************
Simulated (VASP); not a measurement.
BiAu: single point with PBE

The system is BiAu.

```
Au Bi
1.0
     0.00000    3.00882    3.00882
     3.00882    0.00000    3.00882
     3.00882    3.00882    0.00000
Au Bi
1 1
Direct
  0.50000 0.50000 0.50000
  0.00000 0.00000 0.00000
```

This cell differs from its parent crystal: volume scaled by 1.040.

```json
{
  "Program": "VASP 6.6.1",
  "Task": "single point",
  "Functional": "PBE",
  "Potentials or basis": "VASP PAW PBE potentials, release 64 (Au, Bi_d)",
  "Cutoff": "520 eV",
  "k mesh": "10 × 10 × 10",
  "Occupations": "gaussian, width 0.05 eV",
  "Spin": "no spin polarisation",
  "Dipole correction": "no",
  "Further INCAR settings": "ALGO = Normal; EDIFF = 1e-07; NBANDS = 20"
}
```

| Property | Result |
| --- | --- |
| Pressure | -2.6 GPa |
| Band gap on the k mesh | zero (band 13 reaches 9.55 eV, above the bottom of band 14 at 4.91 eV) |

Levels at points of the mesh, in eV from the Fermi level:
************

Brief - Since only part of the listing is wanted, copy exactly the lines from the one holding "BiAu: single point with PBE" to the one holding "at 4.91 eV) |", both included.

Response -
BiAu: single point with PBE

The system is BiAu.

```
Au Bi
1.0
     0.00000    3.00882    3.00882
     3.00882    0.00000    3.00882
     3.00882    3.00882    0.00000
Au Bi
1 1
Direct
  0.50000 0.50000 0.50000
  0.00000 0.00000 0.00000
```

This cell differs from its parent crystal: volume scaled by 1.040.

```json
{
  "Program": "VASP 6.6.1",
  "Task": "single point",
  "Functional": "PBE",
  "Potentials or basis": "VASP PAW PBE potentials, release 64 (Au, Bi_d)",
  "Cutoff": "520 eV",
  "k mesh": "10 × 10 × 10",
  "Occupations": "gaussian, width 0.05 eV",
  "Spin": "no spin polarisation",
  "Dipole correction": "no",
  "Further INCAR settings": "ALGO = Normal; EDIFF = 1e-07; NBANDS = 20"
}
```

| Property | Result |
| --- | --- |
| Pressure | -2.6 GPa |
| Band gap on the k mesh | zero (band 13 reaches 9.55 eV, above the bottom of band 14 at 4.91 eV) |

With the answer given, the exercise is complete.